◆ Given information:
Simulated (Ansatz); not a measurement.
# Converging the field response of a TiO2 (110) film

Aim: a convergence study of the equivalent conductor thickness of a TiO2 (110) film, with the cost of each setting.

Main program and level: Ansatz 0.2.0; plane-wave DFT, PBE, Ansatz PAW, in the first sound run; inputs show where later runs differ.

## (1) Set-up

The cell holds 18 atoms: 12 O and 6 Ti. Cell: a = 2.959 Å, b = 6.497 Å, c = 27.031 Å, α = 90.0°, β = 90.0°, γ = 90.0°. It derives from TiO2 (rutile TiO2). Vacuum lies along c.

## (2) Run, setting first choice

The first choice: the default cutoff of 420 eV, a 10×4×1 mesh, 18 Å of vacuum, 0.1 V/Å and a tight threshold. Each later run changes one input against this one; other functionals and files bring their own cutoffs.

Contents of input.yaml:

◆ Requirement:
Your answer must be an exact copy of every record.

◆ Exercise output:
Simulated (Ansatz); not a measurement.
# Converging the field response of a TiO2 (110) film

Aim: a convergence study of the equivalent conductor thickness of a TiO2 (110) film, with the cost of each setting.

Main program and level: Ansatz 0.2.0; plane-wave DFT, PBE, Ansatz PAW, in the first sound run; inputs show where later runs differ.

## (1) Set-up

The cell holds 18 atoms: 12 O and 6 Ti. Cell: a = 2.959 Å, b = 6.497 Å, c = 27.031 Å, α = 90.0°, β = 90.0°, γ = 90.0°. It derives from TiO2 (rutile TiO2). Vacuum lies along c.

## (2) Run, setting first choice

The first choice: the default cutoff of 420 eV, a 10×4×1 mesh, 18 Å of vacuum, 0.1 V/Å and a tight threshold. Each later run changes one input against this one; other functionals and files bring their own cutoffs.

Contents of input.yaml:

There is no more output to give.